# # #

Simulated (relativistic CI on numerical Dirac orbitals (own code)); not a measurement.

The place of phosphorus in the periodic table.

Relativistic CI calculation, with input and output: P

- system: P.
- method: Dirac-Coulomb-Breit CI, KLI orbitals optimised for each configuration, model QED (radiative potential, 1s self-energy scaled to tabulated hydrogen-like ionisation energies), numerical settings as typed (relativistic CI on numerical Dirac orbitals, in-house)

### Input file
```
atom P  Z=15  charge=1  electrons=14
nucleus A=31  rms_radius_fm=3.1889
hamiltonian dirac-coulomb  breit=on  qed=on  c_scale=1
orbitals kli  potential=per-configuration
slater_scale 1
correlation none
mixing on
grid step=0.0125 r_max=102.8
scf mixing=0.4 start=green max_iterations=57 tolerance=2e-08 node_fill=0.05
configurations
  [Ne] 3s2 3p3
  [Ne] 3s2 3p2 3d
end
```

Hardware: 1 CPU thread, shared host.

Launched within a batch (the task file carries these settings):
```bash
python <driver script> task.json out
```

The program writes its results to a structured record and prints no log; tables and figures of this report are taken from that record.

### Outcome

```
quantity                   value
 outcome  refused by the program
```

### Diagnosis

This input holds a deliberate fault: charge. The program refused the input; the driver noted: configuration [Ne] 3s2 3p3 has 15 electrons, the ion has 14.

# # #

• [Work task]
After locating the line that contains "- system: P.", please copy exactly every line from the start of the records through it, and nothing else.

• [Result]
Simulated (relativistic CI on numerical Dirac orbitals (own code)); not a measurement.

The place of phosphorus in the periodic table.

Relativistic CI calculation, with input and output: P

- system: P.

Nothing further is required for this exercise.